• Task item
Give again the entries below exactly, beginning at the first line and ending at the line with "## (1) The structure".

• Supplied records
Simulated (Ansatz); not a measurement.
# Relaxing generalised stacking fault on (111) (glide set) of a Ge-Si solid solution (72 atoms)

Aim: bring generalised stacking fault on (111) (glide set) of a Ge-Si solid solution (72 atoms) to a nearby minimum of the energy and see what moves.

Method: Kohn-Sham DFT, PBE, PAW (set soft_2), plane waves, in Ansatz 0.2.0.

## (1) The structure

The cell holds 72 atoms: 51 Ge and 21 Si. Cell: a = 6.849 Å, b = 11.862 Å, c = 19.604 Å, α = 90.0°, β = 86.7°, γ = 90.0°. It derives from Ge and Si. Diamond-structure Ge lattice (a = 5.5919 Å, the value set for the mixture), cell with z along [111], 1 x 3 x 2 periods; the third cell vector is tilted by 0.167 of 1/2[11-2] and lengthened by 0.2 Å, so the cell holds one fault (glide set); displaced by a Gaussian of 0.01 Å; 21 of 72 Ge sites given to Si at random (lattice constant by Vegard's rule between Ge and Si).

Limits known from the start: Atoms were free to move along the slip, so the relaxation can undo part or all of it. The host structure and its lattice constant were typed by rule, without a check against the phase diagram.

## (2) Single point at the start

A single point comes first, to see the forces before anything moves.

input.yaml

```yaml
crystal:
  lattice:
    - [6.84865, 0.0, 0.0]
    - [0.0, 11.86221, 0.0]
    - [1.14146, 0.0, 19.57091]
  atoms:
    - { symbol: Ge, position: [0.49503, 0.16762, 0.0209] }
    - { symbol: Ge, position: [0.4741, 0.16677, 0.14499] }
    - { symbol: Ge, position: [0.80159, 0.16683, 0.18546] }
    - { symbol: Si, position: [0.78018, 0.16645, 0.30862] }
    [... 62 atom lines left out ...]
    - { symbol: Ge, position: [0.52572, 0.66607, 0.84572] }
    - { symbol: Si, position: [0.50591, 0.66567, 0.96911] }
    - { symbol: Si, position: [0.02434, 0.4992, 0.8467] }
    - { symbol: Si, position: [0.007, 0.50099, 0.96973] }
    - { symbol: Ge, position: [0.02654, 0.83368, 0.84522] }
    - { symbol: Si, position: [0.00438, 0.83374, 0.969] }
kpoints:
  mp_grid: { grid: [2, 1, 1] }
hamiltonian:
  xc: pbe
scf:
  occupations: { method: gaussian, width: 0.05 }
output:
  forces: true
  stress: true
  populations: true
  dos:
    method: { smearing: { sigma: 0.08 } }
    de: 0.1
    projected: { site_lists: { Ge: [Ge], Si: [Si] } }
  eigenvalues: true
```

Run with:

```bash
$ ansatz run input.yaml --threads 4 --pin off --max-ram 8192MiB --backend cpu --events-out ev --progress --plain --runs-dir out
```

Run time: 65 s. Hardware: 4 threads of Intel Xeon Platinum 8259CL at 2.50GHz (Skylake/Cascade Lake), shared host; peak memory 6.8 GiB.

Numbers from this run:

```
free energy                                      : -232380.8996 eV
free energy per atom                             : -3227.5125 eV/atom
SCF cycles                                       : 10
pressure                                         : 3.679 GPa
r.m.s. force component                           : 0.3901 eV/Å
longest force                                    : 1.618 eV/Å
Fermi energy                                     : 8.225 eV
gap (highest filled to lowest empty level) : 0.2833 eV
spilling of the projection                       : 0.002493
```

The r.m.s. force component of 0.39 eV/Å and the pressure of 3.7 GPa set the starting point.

• Response area
Simulated (Ansatz); not a measurement.
# Relaxing generalised stacking fault on (111) (glide set) of a Ge-Si solid solution (72 atoms)

Aim: bring generalised stacking fault on (111) (glide set) of a Ge-Si solid solution (72 atoms) to a nearby minimum of the energy and see what moves.

Method: Kohn-Sham DFT, PBE, PAW (set soft_2), plane waves, in Ansatz 0.2.0.

## (1) The structure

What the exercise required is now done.